Required action | Every entry below should be printed again exactly as it reads.

Records supplied |
--------------------

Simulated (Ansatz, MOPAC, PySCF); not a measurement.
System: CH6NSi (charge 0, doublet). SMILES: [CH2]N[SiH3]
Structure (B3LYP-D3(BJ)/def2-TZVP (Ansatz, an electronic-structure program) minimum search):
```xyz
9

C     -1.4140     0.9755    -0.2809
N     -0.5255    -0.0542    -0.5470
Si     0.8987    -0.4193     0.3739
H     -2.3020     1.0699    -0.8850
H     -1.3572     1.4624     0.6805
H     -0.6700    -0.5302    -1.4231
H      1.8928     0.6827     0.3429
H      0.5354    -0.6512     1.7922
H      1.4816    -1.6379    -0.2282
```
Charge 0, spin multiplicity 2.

--------------------

Your solution |
Simulated (Ansatz, MOPAC, PySCF); not a measurement.
System: CH6NSi (charge 0, doublet). SMILES: [CH2]N[SiH3]
Structure (B3LYP-D3(BJ)/def2-TZVP (Ansatz, an electronic-structure program) minimum search):
```xyz
9

C     -1.4140     0.9755    -0.2809
N     -0.5255    -0.0542    -0.5470
Si     0.8987    -0.4193     0.3739
H     -2.3020     1.0699    -0.8850
H     -1.3572     1.4624     0.6805
H     -0.6700    -0.5302    -1.4231
H      1.8928     0.6827     0.3429
H      0.5354    -0.6512     1.7922
H      1.4816    -1.6379    -0.2282
```
Charge 0, spin multiplicity 2.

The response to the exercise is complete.